───

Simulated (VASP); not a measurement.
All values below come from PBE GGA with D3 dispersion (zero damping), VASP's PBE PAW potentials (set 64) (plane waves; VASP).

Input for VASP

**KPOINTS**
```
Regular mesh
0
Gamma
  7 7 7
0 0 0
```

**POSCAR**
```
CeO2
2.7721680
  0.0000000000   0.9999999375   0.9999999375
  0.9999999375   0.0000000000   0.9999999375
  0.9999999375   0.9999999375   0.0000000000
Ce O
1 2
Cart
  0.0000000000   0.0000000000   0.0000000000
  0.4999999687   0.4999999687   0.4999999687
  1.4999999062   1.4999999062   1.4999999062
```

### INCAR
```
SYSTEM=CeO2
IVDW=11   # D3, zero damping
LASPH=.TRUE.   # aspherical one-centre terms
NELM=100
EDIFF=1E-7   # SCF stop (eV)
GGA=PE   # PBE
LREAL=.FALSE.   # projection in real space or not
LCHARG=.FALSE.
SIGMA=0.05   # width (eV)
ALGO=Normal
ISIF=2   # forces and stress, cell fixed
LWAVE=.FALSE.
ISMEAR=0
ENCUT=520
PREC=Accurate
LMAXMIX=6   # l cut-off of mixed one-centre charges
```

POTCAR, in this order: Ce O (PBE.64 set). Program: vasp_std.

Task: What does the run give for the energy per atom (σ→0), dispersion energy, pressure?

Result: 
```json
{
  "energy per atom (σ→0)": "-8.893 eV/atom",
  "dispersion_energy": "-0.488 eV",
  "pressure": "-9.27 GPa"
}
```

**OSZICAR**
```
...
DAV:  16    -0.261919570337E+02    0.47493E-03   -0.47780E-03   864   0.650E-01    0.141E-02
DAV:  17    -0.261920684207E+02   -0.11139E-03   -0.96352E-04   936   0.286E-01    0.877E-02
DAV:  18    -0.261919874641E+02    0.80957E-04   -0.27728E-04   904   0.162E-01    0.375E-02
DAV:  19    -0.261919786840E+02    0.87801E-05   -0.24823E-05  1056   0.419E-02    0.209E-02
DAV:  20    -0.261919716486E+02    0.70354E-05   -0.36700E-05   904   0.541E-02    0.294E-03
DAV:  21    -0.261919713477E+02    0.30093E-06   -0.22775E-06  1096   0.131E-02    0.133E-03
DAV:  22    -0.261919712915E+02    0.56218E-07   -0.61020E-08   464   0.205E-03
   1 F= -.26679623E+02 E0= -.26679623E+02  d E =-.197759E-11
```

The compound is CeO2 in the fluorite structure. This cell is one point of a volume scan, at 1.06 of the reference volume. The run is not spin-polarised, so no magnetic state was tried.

───

■ **BRIEF**
Write out exactly the lines between the start of the entries and the line containing "POTCAR, in this", including that line and the first one.

■ **ANSWER SECTION**
Simulated (VASP); not a measurement.
All values below come from PBE GGA with D3 dispersion (zero damping), VASP's PBE PAW potentials (set 64) (plane waves; VASP).

Input for VASP

**KPOINTS**
```
Regular mesh
0
Gamma
  7 7 7
0 0 0
```

**POSCAR**
```
CeO2
2.7721680
  0.0000000000   0.9999999375   0.9999999375
  0.9999999375   0.0000000000   0.9999999375
  0.9999999375   0.9999999375   0.0000000000
Ce O
1 2
Cart
  0.0000000000   0.0000000000   0.0000000000
  0.4999999687   0.4999999687   0.4999999687
  1.4999999062   1.4999999062   1.4999999062
```

### INCAR
```
SYSTEM=CeO2
IVDW=11   # D3, zero damping
LASPH=.TRUE.   # aspherical one-centre terms
NELM=100
EDIFF=1E-7   # SCF stop (eV)
GGA=PE   # PBE
LREAL=.FALSE.   # projection in real space or not
LCHARG=.FALSE.
SIGMA=0.05   # width (eV)
ALGO=Normal
ISIF=2   # forces and stress, cell fixed
LWAVE=.FALSE.
ISMEAR=0
ENCUT=520
PREC=Accurate
LMAXMIX=6   # l cut-off of mixed one-centre charges
```

POTCAR, in this order: Ce O (PBE.64 set). Program: vasp_std.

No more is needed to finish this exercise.